===== INFORMATION SHOWN
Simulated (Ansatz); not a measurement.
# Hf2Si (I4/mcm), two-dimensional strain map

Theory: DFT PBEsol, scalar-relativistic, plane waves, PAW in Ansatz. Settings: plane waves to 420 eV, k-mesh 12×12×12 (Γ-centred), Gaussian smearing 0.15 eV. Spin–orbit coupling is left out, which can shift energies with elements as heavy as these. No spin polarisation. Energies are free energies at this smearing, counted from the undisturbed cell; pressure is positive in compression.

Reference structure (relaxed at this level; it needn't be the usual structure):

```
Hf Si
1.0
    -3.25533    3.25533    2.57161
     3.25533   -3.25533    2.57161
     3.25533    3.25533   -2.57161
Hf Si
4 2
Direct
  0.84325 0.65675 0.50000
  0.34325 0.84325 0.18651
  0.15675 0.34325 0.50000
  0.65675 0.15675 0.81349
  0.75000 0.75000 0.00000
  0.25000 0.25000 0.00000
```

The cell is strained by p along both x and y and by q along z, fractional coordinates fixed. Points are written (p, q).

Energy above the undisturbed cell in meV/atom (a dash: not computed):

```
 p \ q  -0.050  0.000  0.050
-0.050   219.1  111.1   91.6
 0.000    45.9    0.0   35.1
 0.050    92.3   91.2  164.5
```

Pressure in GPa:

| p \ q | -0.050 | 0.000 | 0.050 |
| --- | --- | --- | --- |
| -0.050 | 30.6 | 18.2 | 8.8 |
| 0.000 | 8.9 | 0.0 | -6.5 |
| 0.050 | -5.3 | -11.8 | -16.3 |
==========

### EXERCISE
Set every line down again exactly. Begin with the first line of the entries and finish with the line containing "8.9 | 0.0 | -6.5 |".

### ANSWER AREA
Simulated (Ansatz); not a measurement.
# Hf2Si (I4/mcm), two-dimensional strain map

Theory: DFT PBEsol, scalar-relativistic, plane waves, PAW in Ansatz. Settings: plane waves to 420 eV, k-mesh 12×12×12 (Γ-centred), Gaussian smearing 0.15 eV. Spin–orbit coupling is left out, which can shift energies with elements as heavy as these. No spin polarisation. Energies are free energies at this smearing, counted from the undisturbed cell; pressure is positive in compression.

Reference structure (relaxed at this level; it needn't be the usual structure):

```
Hf Si
1.0
    -3.25533    3.25533    2.57161
     3.25533   -3.25533    2.57161
     3.25533    3.25533   -2.57161
Hf Si
4 2
Direct
  0.84325 0.65675 0.50000
  0.34325 0.84325 0.18651
  0.15675 0.34325 0.50000
  0.65675 0.15675 0.81349
  0.75000 0.75000 0.00000
  0.25000 0.25000 0.00000
```

The cell is strained by p along both x and y and by q along z, fractional coordinates fixed. Points are written (p, q).

Energy above the undisturbed cell in meV/atom (a dash: not computed):

```
 p \ q  -0.050  0.000  0.050
-0.050   219.1  111.1   91.6
 0.000    45.9    0.0   35.1
 0.050    92.3   91.2  164.5
```

Pressure in GPa:

| p \ q | -0.050 | 0.000 | 0.050 |
| --- | --- | --- | --- |
| -0.050 | 30.6 | 18.2 | 8.8 |
| 0.000 | 8.9 | 0.0 | -6.5 |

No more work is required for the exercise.